- [Requirement]: Reproduce exactly, from the data that follows, the line with "Torsions listed: C1–Ge2–C5–C6.", the line with "Energies in kcal/mol;", and every line that lies between them.

- [Given entries]:
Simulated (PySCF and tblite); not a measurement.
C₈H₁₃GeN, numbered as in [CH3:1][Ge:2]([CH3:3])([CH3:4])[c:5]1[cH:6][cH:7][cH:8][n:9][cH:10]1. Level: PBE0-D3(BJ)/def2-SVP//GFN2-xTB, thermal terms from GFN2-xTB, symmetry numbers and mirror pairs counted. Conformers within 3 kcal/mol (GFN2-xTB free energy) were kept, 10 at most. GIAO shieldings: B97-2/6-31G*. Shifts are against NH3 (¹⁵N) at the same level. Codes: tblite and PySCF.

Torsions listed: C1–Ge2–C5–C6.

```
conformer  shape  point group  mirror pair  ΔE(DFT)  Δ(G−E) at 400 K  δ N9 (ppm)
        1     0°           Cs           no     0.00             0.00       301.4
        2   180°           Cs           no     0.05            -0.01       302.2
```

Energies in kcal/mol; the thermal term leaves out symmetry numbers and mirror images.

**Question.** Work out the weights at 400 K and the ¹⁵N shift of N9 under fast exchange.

- [Response box]:
Torsions listed: C1–Ge2–C5–C6.

```
conformer  shape  point group  mirror pair  ΔE(DFT)  Δ(G−E) at 400 K  δ N9 (ppm)
        1     0°           Cs           no     0.00             0.00       301.4
        2   180°           Cs           no     0.05            -0.01       302.2
```

Energies in kcal/mol; the thermal term leaves out symmetry numbers and mirror images.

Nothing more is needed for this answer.